Supplied entries »
= Beginning of Section =

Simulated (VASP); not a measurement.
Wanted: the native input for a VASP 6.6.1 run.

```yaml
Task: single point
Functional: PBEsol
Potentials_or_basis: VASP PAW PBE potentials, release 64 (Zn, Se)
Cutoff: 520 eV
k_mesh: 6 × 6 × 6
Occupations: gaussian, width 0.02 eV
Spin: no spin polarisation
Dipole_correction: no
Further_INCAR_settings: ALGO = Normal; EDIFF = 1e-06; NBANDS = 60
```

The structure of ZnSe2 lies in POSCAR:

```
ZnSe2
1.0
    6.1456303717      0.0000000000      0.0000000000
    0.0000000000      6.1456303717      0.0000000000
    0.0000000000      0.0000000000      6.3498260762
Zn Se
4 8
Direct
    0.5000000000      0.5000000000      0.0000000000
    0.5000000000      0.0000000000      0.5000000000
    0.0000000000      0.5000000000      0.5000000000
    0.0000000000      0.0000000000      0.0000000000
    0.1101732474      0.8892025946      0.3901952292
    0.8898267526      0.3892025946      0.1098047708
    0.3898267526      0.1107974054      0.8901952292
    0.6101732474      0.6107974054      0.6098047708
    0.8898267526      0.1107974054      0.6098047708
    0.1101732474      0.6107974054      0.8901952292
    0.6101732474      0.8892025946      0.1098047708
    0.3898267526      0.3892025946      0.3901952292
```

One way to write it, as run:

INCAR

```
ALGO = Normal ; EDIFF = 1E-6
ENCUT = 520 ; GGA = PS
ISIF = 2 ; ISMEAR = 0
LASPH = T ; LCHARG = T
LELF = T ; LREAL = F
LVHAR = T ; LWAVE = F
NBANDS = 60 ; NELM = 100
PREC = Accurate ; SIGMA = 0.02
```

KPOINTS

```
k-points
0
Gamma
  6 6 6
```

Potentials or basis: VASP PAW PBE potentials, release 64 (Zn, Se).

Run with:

= End of Section =

Work request » Reproduce the material above exactly, beginning at its first line and ending with the line that holds "Potentials or basis: VASP". Include nothing else.

Exercise solution »
Simulated (VASP); not a measurement.
Wanted: the native input for a VASP 6.6.1 run.

```yaml
Task: single point
Functional: PBEsol
Potentials_or_basis: VASP PAW PBE potentials, release 64 (Zn, Se)
Cutoff: 520 eV
k_mesh: 6 × 6 × 6
Occupations: gaussian, width 0.02 eV
Spin: no spin polarisation
Dipole_correction: no
Further_INCAR_settings: ALGO = Normal; EDIFF = 1e-06; NBANDS = 60
```

The structure of ZnSe2 lies in POSCAR:

```
ZnSe2
1.0
    6.1456303717      0.0000000000      0.0000000000
    0.0000000000      6.1456303717      0.0000000000
    0.0000000000      0.0000000000      6.3498260762
Zn Se
4 8
Direct
    0.5000000000      0.5000000000      0.0000000000
    0.5000000000      0.0000000000      0.5000000000
    0.0000000000      0.5000000000      0.5000000000
    0.0000000000      0.0000000000      0.0000000000
    0.1101732474      0.8892025946      0.3901952292
    0.8898267526      0.3892025946      0.1098047708
    0.3898267526      0.1107974054      0.8901952292
    0.6101732474      0.6107974054      0.6098047708
    0.8898267526      0.1107974054      0.6098047708
    0.1101732474      0.6107974054      0.8901952292
    0.6101732474      0.8892025946      0.1098047708
    0.3898267526      0.3892025946      0.3901952292
```

One way to write it, as run:

INCAR

```
ALGO = Normal ; EDIFF = 1E-6
ENCUT = 520 ; GGA = PS
ISIF = 2 ; ISMEAR = 0
LASPH = T ; LCHARG = T
LELF = T ; LREAL = F
LVHAR = T ; LWAVE = F
NBANDS = 60 ; NELM = 100
PREC = Accurate ; SIGMA = 0.02
```

KPOINTS

```
k-points
0
Gamma
  6 6 6
```

Potentials or basis: VASP PAW PBE potentials, release 64 (Zn, Se).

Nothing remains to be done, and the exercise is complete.